=== Required action ===
The answer must be an exact reproduction of all the entries.

━━━━━ Information given ━━━━━
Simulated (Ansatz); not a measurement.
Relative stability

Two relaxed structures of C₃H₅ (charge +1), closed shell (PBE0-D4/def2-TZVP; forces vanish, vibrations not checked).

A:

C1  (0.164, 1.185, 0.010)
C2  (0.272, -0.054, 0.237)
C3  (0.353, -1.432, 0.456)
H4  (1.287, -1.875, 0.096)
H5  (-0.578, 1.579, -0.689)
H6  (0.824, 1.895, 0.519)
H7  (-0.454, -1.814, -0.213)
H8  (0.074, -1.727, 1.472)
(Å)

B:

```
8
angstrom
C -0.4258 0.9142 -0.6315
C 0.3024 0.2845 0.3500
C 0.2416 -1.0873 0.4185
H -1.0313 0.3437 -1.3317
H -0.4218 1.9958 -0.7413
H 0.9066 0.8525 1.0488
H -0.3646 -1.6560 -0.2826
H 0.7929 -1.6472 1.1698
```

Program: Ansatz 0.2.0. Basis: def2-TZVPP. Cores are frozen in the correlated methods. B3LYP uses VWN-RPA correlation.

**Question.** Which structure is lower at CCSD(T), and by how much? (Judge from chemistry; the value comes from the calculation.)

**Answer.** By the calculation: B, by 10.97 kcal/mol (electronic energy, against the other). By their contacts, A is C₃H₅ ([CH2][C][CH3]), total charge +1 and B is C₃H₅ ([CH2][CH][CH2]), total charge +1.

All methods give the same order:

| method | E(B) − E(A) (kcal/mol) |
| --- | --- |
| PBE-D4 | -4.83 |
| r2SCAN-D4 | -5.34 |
━━━━━

=== Written answer ===
Simulated (Ansatz); not a measurement.
Relative stability

Two relaxed structures of C₃H₅ (charge +1), closed shell (PBE0-D4/def2-TZVP; forces vanish, vibrations not checked).

A:

C1  (0.164, 1.185, 0.010)
C2  (0.272, -0.054, 0.237)
C3  (0.353, -1.432, 0.456)
H4  (1.287, -1.875, 0.096)
H5  (-0.578, 1.579, -0.689)
H6  (0.824, 1.895, 0.519)
H7  (-0.454, -1.814, -0.213)
H8  (0.074, -1.727, 1.472)
(Å)

B:

```
8
angstrom
C -0.4258 0.9142 -0.6315
C 0.3024 0.2845 0.3500
C 0.2416 -1.0873 0.4185
H -1.0313 0.3437 -1.3317
H -0.4218 1.9958 -0.7413
H 0.9066 0.8525 1.0488
H -0.3646 -1.6560 -0.2826
H 0.7929 -1.6472 1.1698
```

Program: Ansatz 0.2.0. Basis: def2-TZVPP. Cores are frozen in the correlated methods. B3LYP uses VWN-RPA correlation.

**Question.** Which structure is lower at CCSD(T), and by how much? (Judge from chemistry; the value comes from the calculation.)

**Answer.** By the calculation: B, by 10.97 kcal/mol (electronic energy, against the other). By their contacts, A is C₃H₅ ([CH2][C][CH3]), total charge +1 and B is C₃H₅ ([CH2][CH][CH2]), total charge +1.

All methods give the same order:

| method | E(B) − E(A) (kcal/mol) |
| --- | --- |
| PBE-D4 | -4.83 |
| r2SCAN-D4 | -5.34 |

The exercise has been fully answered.